**Task item:**
Set out exactly every line of the entries below, starting at the line that holds "Simulated single-crystal data" and stopping after the line that holds "the likely fault?".

**Raw data:**
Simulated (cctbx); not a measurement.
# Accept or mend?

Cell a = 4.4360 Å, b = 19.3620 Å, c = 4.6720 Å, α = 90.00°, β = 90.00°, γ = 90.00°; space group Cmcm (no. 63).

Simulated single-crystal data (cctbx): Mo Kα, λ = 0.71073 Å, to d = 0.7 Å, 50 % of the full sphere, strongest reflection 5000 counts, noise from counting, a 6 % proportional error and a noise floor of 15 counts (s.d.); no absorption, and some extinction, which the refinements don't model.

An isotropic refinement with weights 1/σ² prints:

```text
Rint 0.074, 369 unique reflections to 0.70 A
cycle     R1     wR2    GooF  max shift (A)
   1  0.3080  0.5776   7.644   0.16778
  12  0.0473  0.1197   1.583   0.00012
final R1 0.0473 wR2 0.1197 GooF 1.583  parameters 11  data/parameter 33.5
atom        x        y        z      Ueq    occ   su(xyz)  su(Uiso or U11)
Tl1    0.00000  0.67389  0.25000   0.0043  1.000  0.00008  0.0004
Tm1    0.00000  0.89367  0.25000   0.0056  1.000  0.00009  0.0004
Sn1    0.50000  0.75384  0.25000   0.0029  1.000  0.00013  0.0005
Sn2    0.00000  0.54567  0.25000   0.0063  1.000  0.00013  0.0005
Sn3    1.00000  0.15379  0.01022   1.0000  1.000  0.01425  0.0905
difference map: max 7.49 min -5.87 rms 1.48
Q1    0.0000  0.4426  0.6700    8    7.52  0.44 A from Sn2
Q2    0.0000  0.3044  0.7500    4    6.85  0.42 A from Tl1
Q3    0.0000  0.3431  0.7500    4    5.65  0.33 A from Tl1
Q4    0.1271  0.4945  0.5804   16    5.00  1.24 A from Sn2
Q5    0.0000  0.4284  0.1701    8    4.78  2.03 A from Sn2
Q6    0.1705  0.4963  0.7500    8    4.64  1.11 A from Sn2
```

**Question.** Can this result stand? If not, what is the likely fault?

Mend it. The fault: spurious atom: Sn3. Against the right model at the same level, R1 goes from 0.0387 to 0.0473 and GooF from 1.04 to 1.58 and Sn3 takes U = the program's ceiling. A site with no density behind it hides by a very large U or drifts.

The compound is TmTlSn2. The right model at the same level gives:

**Result:**
Simulated single-crystal data (cctbx): Mo Kα, λ = 0.71073 Å, to d = 0.7 Å, 50 % of the full sphere, strongest reflection 5000 counts, noise from counting, a 6 % proportional error and a noise floor of 15 counts (s.d.); no absorption, and some extinction, which the refinements don't model.

An isotropic refinement with weights 1/σ² prints:

```text
Rint 0.074, 369 unique reflections to 0.70 A
cycle     R1     wR2    GooF  max shift (A)
   1  0.3080  0.5776   7.644   0.16778
  12  0.0473  0.1197   1.583   0.00012
final R1 0.0473 wR2 0.1197 GooF 1.583  parameters 11  data/parameter 33.5
atom        x        y        z      Ueq    occ   su(xyz)  su(Uiso or U11)
Tl1    0.00000  0.67389  0.25000   0.0043  1.000  0.00008  0.0004
Tm1    0.00000  0.89367  0.25000   0.0056  1.000  0.00009  0.0004
Sn1    0.50000  0.75384  0.25000   0.0029  1.000  0.00013  0.0005
Sn2    0.00000  0.54567  0.25000   0.0063  1.000  0.00013  0.0005
Sn3    1.00000  0.15379  0.01022   1.0000  1.000  0.01425  0.0905
difference map: max 7.49 min -5.87 rms 1.48
Q1    0.0000  0.4426  0.6700    8    7.52  0.44 A from Sn2
Q2    0.0000  0.3044  0.7500    4    6.85  0.42 A from Tl1
Q3    0.0000  0.3431  0.7500    4    5.65  0.33 A from Tl1
Q4    0.1271  0.4945  0.5804   16    5.00  1.24 A from Sn2
Q5    0.0000  0.4284  0.1701    8    4.78  2.03 A from Sn2
Q6    0.1705  0.4963  0.7500    8    4.64  1.11 A from Sn2
```

**Question.** Can this result stand? If not, what is the likely fault?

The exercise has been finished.